» DATA SECTION

•••••

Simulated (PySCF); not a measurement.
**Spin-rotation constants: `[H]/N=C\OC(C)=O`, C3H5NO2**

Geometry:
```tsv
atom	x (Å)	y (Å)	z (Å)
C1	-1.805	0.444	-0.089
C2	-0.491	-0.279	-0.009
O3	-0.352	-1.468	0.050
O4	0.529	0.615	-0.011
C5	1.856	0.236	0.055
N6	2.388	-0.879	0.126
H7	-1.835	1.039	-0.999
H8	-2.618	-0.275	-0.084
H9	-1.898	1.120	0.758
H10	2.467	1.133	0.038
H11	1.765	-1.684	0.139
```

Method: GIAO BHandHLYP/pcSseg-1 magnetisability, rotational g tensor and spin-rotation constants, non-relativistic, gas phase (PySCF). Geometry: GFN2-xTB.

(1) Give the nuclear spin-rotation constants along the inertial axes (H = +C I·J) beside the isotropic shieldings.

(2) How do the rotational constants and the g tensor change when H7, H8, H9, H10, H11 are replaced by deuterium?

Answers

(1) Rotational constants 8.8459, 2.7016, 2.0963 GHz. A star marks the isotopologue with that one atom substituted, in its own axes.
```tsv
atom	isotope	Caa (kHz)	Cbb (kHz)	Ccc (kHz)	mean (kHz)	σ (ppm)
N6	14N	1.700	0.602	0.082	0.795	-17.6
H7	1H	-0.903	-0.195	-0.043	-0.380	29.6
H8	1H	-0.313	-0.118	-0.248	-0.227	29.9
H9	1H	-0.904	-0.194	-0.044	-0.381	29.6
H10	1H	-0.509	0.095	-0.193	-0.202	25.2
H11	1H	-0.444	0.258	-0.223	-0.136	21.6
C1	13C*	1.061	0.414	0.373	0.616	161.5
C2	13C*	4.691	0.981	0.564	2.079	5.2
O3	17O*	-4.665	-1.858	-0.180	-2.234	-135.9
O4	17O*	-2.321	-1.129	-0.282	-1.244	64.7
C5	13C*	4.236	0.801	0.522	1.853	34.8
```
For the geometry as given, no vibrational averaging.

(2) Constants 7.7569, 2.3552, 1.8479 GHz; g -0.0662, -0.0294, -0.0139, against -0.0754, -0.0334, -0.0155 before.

•••••

» ASSIGNED TASK
Taking the entries above, restate exactly those lines that fall between the line with "Method: GIAO BHandHLYP/pcSseg-1" and the line with "For the geometry", keeping both of those lines too.

» RESULT
Method: GIAO BHandHLYP/pcSseg-1 magnetisability, rotational g tensor and spin-rotation constants, non-relativistic, gas phase (PySCF). Geometry: GFN2-xTB.

(1) Give the nuclear spin-rotation constants along the inertial axes (H = +C I·J) beside the isotropic shieldings.

(2) How do the rotational constants and the g tensor change when H7, H8, H9, H10, H11 are replaced by deuterium?

Answers

(1) Rotational constants 8.8459, 2.7016, 2.0963 GHz. A star marks the isotopologue with that one atom substituted, in its own axes.
```tsv
atom	isotope	Caa (kHz)	Cbb (kHz)	Ccc (kHz)	mean (kHz)	σ (ppm)
N6	14N	1.700	0.602	0.082	0.795	-17.6
H7	1H	-0.903	-0.195	-0.043	-0.380	29.6
H8	1H	-0.313	-0.118	-0.248	-0.227	29.9
H9	1H	-0.904	-0.194	-0.044	-0.381	29.6
H10	1H	-0.509	0.095	-0.193	-0.202	25.2
H11	1H	-0.444	0.258	-0.223	-0.136	21.6
C1	13C*	1.061	0.414	0.373	0.616	161.5
C2	13C*	4.691	0.981	0.564	2.079	5.2
O3	17O*	-4.665	-1.858	-0.180	-2.234	-135.9
O4	17O*	-2.321	-1.129	-0.282	-1.244	64.7
C5	13C*	4.236	0.801	0.522	1.853	34.8
```
For the geometry as given, no vibrational averaging.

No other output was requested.